* Available data *
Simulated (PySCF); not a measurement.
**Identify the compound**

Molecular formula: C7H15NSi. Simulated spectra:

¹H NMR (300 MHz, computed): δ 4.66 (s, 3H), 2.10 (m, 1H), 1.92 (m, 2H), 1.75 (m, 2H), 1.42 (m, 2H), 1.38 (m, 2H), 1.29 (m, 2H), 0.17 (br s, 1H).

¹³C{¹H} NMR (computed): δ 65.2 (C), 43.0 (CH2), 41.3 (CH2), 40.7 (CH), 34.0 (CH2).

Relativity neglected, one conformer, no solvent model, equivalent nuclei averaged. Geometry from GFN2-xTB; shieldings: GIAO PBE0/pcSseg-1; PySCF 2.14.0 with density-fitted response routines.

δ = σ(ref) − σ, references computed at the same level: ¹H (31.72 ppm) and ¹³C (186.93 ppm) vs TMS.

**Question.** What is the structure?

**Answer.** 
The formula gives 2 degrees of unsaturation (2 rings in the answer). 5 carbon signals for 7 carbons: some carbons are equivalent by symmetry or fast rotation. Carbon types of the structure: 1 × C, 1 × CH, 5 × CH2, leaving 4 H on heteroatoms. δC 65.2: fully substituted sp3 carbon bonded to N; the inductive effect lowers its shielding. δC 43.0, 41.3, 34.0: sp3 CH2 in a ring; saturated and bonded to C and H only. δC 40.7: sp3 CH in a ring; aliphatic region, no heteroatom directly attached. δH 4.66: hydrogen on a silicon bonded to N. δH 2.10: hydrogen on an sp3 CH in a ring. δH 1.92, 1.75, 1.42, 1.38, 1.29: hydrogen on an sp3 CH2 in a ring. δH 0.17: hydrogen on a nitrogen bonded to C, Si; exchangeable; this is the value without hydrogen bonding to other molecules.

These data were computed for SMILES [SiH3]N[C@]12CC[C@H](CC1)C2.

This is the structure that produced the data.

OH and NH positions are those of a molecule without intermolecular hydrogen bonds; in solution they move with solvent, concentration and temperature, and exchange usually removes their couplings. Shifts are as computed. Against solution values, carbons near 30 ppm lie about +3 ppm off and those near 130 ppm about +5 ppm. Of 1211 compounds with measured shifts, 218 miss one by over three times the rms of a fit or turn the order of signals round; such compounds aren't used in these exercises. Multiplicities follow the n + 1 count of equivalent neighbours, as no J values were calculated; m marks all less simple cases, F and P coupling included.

* Work item *
Starting from the top of the records and ending at the line that contains "This is the structure that produced the data.", repeat each line exactly and return only those lines.

* Solution *
Simulated (PySCF); not a measurement.
**Identify the compound**

Molecular formula: C7H15NSi. Simulated spectra:

¹H NMR (300 MHz, computed): δ 4.66 (s, 3H), 2.10 (m, 1H), 1.92 (m, 2H), 1.75 (m, 2H), 1.42 (m, 2H), 1.38 (m, 2H), 1.29 (m, 2H), 0.17 (br s, 1H).

¹³C{¹H} NMR (computed): δ 65.2 (C), 43.0 (CH2), 41.3 (CH2), 40.7 (CH), 34.0 (CH2).

Relativity neglected, one conformer, no solvent model, equivalent nuclei averaged. Geometry from GFN2-xTB; shieldings: GIAO PBE0/pcSseg-1; PySCF 2.14.0 with density-fitted response routines.

δ = σ(ref) − σ, references computed at the same level: ¹H (31.72 ppm) and ¹³C (186.93 ppm) vs TMS.

**Question.** What is the structure?

**Answer.** 
The formula gives 2 degrees of unsaturation (2 rings in the answer). 5 carbon signals for 7 carbons: some carbons are equivalent by symmetry or fast rotation. Carbon types of the structure: 1 × C, 1 × CH, 5 × CH2, leaving 4 H on heteroatoms. δC 65.2: fully substituted sp3 carbon bonded to N; the inductive effect lowers its shielding. δC 43.0, 41.3, 34.0: sp3 CH2 in a ring; saturated and bonded to C and H only. δC 40.7: sp3 CH in a ring; aliphatic region, no heteroatom directly attached. δH 4.66: hydrogen on a silicon bonded to N. δH 2.10: hydrogen on an sp3 CH in a ring. δH 1.92, 1.75, 1.42, 1.38, 1.29: hydrogen on an sp3 CH2 in a ring. δH 0.17: hydrogen on a nitrogen bonded to C, Si; exchangeable; this is the value without hydrogen bonding to other molecules.

These data were computed for SMILES [SiH3]N[C@]12CC[C@H](CC1)C2.

This is the structure that produced the data.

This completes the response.